Print the data that follows exactly as it stands, from its first line through the line containing "Program: ABINIT 10.8.3", and stop there.

- - - -
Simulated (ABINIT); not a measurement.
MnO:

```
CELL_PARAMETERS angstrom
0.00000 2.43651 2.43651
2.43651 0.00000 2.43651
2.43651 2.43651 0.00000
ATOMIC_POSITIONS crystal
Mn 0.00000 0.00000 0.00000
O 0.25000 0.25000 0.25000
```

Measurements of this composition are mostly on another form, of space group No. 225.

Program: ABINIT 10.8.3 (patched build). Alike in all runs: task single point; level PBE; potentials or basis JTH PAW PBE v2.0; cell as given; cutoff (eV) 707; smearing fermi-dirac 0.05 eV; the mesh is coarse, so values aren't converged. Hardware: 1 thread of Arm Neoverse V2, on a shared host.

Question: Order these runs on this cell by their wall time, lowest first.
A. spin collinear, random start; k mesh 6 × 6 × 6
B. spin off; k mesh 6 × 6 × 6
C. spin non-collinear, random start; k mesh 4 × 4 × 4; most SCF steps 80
- - - -

▶ RESPONSE BOX
Simulated (ABINIT); not a measurement.
MnO:

```
CELL_PARAMETERS angstrom
0.00000 2.43651 2.43651
2.43651 0.00000 2.43651
2.43651 2.43651 0.00000
ATOMIC_POSITIONS crystal
Mn 0.00000 0.00000 0.00000
O 0.25000 0.25000 0.25000
```

Measurements of this composition are mostly on another form, of space group No. 225.

Program: ABINIT 10.8.3 (patched build). Alike in all runs: task single point; level PBE; potentials or basis JTH PAW PBE v2.0; cell as given; cutoff (eV) 707; smearing fermi-dirac 0.05 eV; the mesh is coarse, so values aren't converged. Hardware: 1 thread of Arm Neoverse V2, on a shared host.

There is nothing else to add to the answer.